** RECORDS SUPPLIED **
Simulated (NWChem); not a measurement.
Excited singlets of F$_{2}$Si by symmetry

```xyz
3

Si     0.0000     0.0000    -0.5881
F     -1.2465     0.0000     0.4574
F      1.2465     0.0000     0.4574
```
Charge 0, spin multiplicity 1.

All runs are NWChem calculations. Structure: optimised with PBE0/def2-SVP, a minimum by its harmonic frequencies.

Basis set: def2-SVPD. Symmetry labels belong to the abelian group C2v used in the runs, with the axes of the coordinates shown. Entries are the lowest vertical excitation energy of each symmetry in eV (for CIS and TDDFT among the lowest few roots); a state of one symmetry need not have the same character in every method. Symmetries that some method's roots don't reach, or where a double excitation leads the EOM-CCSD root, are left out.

** BRIEF **
The data above should be reproduced in full and exactly.

** TASK OUTPUT **
Simulated (NWChem); not a measurement.
Excited singlets of F$_{2}$Si by symmetry

```xyz
3

Si     0.0000     0.0000    -0.5881
F     -1.2465     0.0000     0.4574
F      1.2465     0.0000     0.4574
```
Charge 0, spin multiplicity 1.

All runs are NWChem calculations. Structure: optimised with PBE0/def2-SVP, a minimum by its harmonic frequencies.

Basis set: def2-SVPD. Symmetry labels belong to the abelian group C2v used in the runs, with the axes of the coordinates shown. Entries are the lowest vertical excitation energy of each symmetry in eV (for CIS and TDDFT among the lowest few roots); a state of one symmetry need not have the same character in every method. Symmetries that some method's roots don't reach, or where a double excitation leads the EOM-CCSD root, are left out.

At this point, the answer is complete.